** Input data **
= Beginning of Section =

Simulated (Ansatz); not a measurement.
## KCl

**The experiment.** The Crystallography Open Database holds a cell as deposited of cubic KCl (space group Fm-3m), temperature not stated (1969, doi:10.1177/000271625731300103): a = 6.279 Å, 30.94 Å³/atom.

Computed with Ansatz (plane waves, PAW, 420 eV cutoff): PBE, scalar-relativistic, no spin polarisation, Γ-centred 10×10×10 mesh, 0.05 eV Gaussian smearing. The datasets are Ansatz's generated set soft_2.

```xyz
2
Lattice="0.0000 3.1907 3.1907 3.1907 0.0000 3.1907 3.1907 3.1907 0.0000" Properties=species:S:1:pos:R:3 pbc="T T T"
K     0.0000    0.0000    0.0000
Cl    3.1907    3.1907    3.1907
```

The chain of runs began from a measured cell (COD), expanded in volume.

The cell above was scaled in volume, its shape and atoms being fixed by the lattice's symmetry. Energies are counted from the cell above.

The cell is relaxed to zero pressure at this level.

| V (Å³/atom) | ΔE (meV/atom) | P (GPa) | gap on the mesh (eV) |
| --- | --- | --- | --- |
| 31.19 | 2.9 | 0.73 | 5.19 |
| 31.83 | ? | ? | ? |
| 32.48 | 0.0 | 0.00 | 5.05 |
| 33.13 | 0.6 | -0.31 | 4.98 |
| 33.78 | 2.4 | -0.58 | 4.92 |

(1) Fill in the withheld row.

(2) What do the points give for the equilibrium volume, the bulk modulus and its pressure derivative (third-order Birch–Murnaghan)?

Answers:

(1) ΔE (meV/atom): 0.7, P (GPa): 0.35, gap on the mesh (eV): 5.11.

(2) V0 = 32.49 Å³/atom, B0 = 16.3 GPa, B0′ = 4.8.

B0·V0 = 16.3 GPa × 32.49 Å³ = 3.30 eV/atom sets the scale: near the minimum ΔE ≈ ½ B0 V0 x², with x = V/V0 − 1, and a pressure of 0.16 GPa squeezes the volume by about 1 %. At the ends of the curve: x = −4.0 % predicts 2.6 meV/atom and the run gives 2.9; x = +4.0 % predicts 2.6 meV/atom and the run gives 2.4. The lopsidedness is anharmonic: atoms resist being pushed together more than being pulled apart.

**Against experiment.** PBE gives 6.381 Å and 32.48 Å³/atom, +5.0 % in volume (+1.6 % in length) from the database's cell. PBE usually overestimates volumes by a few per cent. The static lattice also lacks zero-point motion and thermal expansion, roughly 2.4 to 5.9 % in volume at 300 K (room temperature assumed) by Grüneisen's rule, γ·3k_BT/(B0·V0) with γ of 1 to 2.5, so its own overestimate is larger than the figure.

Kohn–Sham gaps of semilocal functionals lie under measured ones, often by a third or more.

= End of Section =

** Work request **
All lines above between those holding "Computed with Ansatz" and "(2) V0 = 32.49", inclusive, must be set down unchanged, and no other line may be included.

** Problem solution **
Computed with Ansatz (plane waves, PAW, 420 eV cutoff): PBE, scalar-relativistic, no spin polarisation, Γ-centred 10×10×10 mesh, 0.05 eV Gaussian smearing. The datasets are Ansatz's generated set soft_2.

```xyz
2
Lattice="0.0000 3.1907 3.1907 3.1907 0.0000 3.1907 3.1907 3.1907 0.0000" Properties=species:S:1:pos:R:3 pbc="T T T"
K     0.0000    0.0000    0.0000
Cl    3.1907    3.1907    3.1907
```

The chain of runs began from a measured cell (COD), expanded in volume.

The cell above was scaled in volume, its shape and atoms being fixed by the lattice's symmetry. Energies are counted from the cell above.

The cell is relaxed to zero pressure at this level.

| V (Å³/atom) | ΔE (meV/atom) | P (GPa) | gap on the mesh (eV) |
| --- | --- | --- | --- |
| 31.19 | 2.9 | 0.73 | 5.19 |
| 31.83 | ? | ? | ? |
| 32.48 | 0.0 | 0.00 | 5.05 |
| 33.13 | 0.6 | -0.31 | 4.98 |
| 33.78 | 2.4 | -0.58 | 4.92 |

(1) Fill in the withheld row.

(2) What do the points give for the equilibrium volume, the bulk modulus and its pressure derivative (third-order Birch–Murnaghan)?

Answers:

(1) ΔE (meV/atom): 0.7, P (GPa): 0.35, gap on the mesh (eV): 5.11.

(2) V0 = 32.49 Å³/atom, B0 = 16.3 GPa, B0′ = 4.8.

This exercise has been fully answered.